------------------------------------------------

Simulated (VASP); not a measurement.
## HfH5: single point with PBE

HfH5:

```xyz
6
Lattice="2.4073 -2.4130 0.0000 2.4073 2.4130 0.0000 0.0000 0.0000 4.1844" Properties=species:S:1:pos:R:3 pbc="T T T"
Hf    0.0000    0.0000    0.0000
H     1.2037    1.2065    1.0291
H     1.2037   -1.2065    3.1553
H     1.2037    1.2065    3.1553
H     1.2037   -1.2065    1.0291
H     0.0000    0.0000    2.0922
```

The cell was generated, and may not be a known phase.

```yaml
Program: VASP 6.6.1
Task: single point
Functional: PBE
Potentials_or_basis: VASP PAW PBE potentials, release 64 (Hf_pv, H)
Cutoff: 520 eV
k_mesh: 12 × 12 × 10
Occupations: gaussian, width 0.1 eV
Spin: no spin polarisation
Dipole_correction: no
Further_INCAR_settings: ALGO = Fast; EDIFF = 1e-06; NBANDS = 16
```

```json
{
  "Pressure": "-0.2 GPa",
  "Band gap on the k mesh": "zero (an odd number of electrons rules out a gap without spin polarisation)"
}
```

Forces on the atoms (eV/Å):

------------------------------------------------

Requirement :: Each line from the first line of the listing through the line containing "The cell was" must be set down exactly; no other line belongs in the answer.

Answer section ::
Simulated (VASP); not a measurement.
## HfH5: single point with PBE

HfH5:

```xyz
6
Lattice="2.4073 -2.4130 0.0000 2.4073 2.4130 0.0000 0.0000 0.0000 4.1844" Properties=species:S:1:pos:R:3 pbc="T T T"
Hf    0.0000    0.0000    0.0000
H     1.2037    1.2065    1.0291
H     1.2037   -1.2065    3.1553
H     1.2037    1.2065    3.1553
H     1.2037   -1.2065    1.0291
H     0.0000    0.0000    2.0922
```

The cell was generated, and may not be a known phase.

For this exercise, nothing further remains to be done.